::::::::

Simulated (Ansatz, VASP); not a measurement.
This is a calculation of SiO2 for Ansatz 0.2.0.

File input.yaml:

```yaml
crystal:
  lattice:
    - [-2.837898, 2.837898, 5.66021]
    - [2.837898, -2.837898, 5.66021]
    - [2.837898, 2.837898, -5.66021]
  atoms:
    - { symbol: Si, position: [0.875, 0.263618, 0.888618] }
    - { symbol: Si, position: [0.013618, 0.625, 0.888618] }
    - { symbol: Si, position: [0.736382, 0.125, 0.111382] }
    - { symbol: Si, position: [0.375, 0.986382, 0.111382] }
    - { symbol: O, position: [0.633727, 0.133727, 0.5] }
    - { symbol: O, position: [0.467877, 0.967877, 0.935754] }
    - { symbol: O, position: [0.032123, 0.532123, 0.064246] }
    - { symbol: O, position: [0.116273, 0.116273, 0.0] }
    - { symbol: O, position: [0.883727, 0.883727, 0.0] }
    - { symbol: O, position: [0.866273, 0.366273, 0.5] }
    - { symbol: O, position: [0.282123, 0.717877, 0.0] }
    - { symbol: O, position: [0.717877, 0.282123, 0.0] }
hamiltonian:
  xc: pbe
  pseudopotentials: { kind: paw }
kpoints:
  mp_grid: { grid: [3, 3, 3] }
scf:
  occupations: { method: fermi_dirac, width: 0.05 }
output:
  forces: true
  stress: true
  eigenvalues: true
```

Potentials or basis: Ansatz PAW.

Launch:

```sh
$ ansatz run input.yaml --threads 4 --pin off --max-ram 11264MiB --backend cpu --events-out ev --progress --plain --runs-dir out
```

::::::::

| Action item |
Retype all the records, matching them exactly.

| Problem solution |
Simulated (Ansatz, VASP); not a measurement.
This is a calculation of SiO2 for Ansatz 0.2.0.

File input.yaml:

```yaml
crystal:
  lattice:
    - [-2.837898, 2.837898, 5.66021]
    - [2.837898, -2.837898, 5.66021]
    - [2.837898, 2.837898, -5.66021]
  atoms:
    - { symbol: Si, position: [0.875, 0.263618, 0.888618] }
    - { symbol: Si, position: [0.013618, 0.625, 0.888618] }
    - { symbol: Si, position: [0.736382, 0.125, 0.111382] }
    - { symbol: Si, position: [0.375, 0.986382, 0.111382] }
    - { symbol: O, position: [0.633727, 0.133727, 0.5] }
    - { symbol: O, position: [0.467877, 0.967877, 0.935754] }
    - { symbol: O, position: [0.032123, 0.532123, 0.064246] }
    - { symbol: O, position: [0.116273, 0.116273, 0.0] }
    - { symbol: O, position: [0.883727, 0.883727, 0.0] }
    - { symbol: O, position: [0.866273, 0.366273, 0.5] }
    - { symbol: O, position: [0.282123, 0.717877, 0.0] }
    - { symbol: O, position: [0.717877, 0.282123, 0.0] }
hamiltonian:
  xc: pbe
  pseudopotentials: { kind: paw }
kpoints:
  mp_grid: { grid: [3, 3, 3] }
scf:
  occupations: { method: fermi_dirac, width: 0.05 }
output:
  forces: true
  stress: true
  eigenvalues: true
```

Potentials or basis: Ansatz PAW.

Launch:

```sh
$ ansatz run input.yaml --threads 4 --pin off --max-ram 11264MiB --backend cpu --events-out ev --progress --plain --runs-dir out
```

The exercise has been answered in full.